* Action item
When you output the entries, begin with the first line and end with the line containing "cell | 40 | 40 |", keeping each line exactly as it is.

* Source data
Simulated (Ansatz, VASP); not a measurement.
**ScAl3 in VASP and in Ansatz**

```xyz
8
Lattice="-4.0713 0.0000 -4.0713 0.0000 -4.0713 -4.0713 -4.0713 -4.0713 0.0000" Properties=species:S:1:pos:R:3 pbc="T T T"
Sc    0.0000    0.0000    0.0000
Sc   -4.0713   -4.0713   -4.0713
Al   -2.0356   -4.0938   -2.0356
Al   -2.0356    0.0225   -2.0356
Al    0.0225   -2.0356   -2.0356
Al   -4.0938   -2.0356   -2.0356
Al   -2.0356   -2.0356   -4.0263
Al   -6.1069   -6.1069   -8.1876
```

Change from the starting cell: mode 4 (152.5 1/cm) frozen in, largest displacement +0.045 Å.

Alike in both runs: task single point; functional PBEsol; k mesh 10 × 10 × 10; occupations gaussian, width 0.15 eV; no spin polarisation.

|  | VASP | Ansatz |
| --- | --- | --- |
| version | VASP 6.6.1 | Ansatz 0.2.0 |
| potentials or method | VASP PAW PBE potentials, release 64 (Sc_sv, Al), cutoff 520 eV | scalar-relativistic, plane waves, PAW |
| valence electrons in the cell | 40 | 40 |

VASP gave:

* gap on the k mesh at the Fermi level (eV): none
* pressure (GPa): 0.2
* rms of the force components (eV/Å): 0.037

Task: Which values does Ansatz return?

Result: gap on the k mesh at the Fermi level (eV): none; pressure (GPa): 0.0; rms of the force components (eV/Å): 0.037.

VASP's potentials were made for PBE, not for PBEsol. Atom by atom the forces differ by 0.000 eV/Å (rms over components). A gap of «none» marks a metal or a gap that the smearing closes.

* Problem solution
Simulated (Ansatz, VASP); not a measurement.
**ScAl3 in VASP and in Ansatz**

```xyz
8
Lattice="-4.0713 0.0000 -4.0713 0.0000 -4.0713 -4.0713 -4.0713 -4.0713 0.0000" Properties=species:S:1:pos:R:3 pbc="T T T"
Sc    0.0000    0.0000    0.0000
Sc   -4.0713   -4.0713   -4.0713
Al   -2.0356   -4.0938   -2.0356
Al   -2.0356    0.0225   -2.0356
Al    0.0225   -2.0356   -2.0356
Al   -4.0938   -2.0356   -2.0356
Al   -2.0356   -2.0356   -4.0263
Al   -6.1069   -6.1069   -8.1876
```

Change from the starting cell: mode 4 (152.5 1/cm) frozen in, largest displacement +0.045 Å.

Alike in both runs: task single point; functional PBEsol; k mesh 10 × 10 × 10; occupations gaussian, width 0.15 eV; no spin polarisation.

|  | VASP | Ansatz |
| --- | --- | --- |
| version | VASP 6.6.1 | Ansatz 0.2.0 |
| potentials or method | VASP PAW PBE potentials, release 64 (Sc_sv, Al), cutoff 520 eV | scalar-relativistic, plane waves, PAW |
| valence electrons in the cell | 40 | 40 |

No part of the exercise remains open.